__WORK ITEM__.
Exactly as written, restate the material below from its first line through the line containing "Inner levels of", and stop there.

__RECORDS SHOWN__.
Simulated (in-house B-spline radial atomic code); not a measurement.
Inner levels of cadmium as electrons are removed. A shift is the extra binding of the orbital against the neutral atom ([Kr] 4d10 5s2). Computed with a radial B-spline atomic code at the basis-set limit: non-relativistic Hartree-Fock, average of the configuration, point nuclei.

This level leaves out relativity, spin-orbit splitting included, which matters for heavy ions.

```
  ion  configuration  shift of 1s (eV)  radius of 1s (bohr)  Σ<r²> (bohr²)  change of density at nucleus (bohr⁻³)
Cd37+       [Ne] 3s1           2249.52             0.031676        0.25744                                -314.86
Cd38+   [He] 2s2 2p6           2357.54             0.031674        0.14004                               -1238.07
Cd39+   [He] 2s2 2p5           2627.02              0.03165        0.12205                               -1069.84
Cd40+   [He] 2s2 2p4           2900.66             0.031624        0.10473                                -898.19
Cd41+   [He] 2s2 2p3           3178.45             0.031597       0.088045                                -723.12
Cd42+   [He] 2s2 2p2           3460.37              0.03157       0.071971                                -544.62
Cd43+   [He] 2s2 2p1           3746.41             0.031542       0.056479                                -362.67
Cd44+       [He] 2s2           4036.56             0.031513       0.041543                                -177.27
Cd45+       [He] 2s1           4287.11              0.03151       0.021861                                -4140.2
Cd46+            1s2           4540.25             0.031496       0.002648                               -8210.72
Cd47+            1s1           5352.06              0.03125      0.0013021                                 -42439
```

__RESPONSE AREA__.
Simulated (in-house B-spline radial atomic code); not a measurement.
Inner levels of cadmium as electrons are removed. A shift is the extra binding of the orbital against the neutral atom ([Kr] 4d10 5s2). Computed with a radial B-spline atomic code at the basis-set limit: non-relativistic Hartree-Fock, average of the configuration, point nuclei.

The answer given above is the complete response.